LISTED RECORDS:
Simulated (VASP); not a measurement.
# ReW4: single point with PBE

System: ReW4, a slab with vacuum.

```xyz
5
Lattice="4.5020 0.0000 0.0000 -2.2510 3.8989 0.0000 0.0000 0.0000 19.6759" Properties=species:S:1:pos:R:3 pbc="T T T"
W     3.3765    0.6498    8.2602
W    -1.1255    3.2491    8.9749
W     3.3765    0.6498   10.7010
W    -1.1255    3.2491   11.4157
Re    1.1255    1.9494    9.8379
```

WORK ORDER:
Copy the entries above exactly, so that each line matches the original.

ANSWER SPACE:
Simulated (VASP); not a measurement.
# ReW4: single point with PBE

System: ReW4, a slab with vacuum.

```xyz
5
Lattice="4.5020 0.0000 0.0000 -2.2510 3.8989 0.0000 0.0000 0.0000 19.6759" Properties=species:S:1:pos:R:3 pbc="T T T"
W     3.3765    0.6498    8.2602
W    -1.1255    3.2491    8.9749
W     3.3765    0.6498   10.7010
W    -1.1255    3.2491   11.4157
Re    1.1255    1.9494    9.8379
```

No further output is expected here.